• _Source material_
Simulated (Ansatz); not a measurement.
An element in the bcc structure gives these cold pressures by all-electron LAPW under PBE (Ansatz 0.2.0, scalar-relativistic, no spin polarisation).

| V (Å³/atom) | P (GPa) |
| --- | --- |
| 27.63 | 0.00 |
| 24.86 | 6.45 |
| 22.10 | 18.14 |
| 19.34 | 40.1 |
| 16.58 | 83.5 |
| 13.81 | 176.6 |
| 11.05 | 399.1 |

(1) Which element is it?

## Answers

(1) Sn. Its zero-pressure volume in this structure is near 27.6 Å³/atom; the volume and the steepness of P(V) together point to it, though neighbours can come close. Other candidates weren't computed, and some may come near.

• _Work request_
Taking the entries from their first line through the line with "13.81 | 176.6 |", inclusive, restate each line word for word and give nothing else.

• _Task result_
Simulated (Ansatz); not a measurement.
An element in the bcc structure gives these cold pressures by all-electron LAPW under PBE (Ansatz 0.2.0, scalar-relativistic, no spin polarisation).

| V (Å³/atom) | P (GPa) |
| --- | --- |
| 27.63 | 0.00 |
| 24.86 | 6.45 |
| 22.10 | 18.14 |
| 19.34 | 40.1 |
| 16.58 | 83.5 |
| 13.81 | 176.6 |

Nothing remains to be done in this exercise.